** Brief **
Only one stretch of the data below is wanted: the lines from the one with "Input of the" through the one with "This isn't the", repeated exactly.

[Start of section]

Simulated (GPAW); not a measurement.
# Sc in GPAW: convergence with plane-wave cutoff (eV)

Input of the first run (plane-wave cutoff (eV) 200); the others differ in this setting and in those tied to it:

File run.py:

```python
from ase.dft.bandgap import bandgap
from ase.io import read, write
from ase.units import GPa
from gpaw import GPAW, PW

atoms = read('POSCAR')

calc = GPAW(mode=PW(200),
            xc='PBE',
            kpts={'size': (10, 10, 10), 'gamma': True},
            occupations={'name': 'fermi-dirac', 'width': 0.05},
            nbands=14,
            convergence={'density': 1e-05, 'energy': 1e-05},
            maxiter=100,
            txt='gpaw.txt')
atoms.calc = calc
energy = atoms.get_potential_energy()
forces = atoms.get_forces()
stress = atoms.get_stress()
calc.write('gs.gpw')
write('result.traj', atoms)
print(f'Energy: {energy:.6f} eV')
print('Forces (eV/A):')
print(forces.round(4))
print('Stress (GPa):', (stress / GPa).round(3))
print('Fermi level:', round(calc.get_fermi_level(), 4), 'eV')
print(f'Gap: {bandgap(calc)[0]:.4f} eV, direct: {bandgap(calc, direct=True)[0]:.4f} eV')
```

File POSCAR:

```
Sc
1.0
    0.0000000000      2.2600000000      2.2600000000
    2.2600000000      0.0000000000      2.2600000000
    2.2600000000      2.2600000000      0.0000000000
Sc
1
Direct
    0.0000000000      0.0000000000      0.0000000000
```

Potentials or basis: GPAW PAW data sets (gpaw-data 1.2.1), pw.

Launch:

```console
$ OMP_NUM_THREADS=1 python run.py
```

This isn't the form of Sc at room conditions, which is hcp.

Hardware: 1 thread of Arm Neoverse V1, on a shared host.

[End of section]

** Answer box **
Input of the first run (plane-wave cutoff (eV) 200); the others differ in this setting and in those tied to it:

File run.py:

```python
from ase.dft.bandgap import bandgap
from ase.io import read, write
from ase.units import GPa
from gpaw import GPAW, PW

atoms = read('POSCAR')

calc = GPAW(mode=PW(200),
            xc='PBE',
            kpts={'size': (10, 10, 10), 'gamma': True},
            occupations={'name': 'fermi-dirac', 'width': 0.05},
            nbands=14,
            convergence={'density': 1e-05, 'energy': 1e-05},
            maxiter=100,
            txt='gpaw.txt')
atoms.calc = calc
energy = atoms.get_potential_energy()
forces = atoms.get_forces()
stress = atoms.get_stress()
calc.write('gs.gpw')
write('result.traj', atoms)
print(f'Energy: {energy:.6f} eV')
print('Forces (eV/A):')
print(forces.round(4))
print('Stress (GPa):', (stress / GPa).round(3))
print('Fermi level:', round(calc.get_fermi_level(), 4), 'eV')
print(f'Gap: {bandgap(calc)[0]:.4f} eV, direct: {bandgap(calc, direct=True)[0]:.4f} eV')
```

File POSCAR:

```
Sc
1.0
    0.0000000000      2.2600000000      2.2600000000
    2.2600000000      0.0000000000      2.2600000000
    2.2600000000      2.2600000000      0.0000000000
Sc
1
Direct
    0.0000000000      0.0000000000      0.0000000000
```

Potentials or basis: GPAW PAW data sets (gpaw-data 1.2.1), pw.

Launch:

```console
$ OMP_NUM_THREADS=1 python run.py
```

This isn't the form of Sc at room conditions, which is hcp.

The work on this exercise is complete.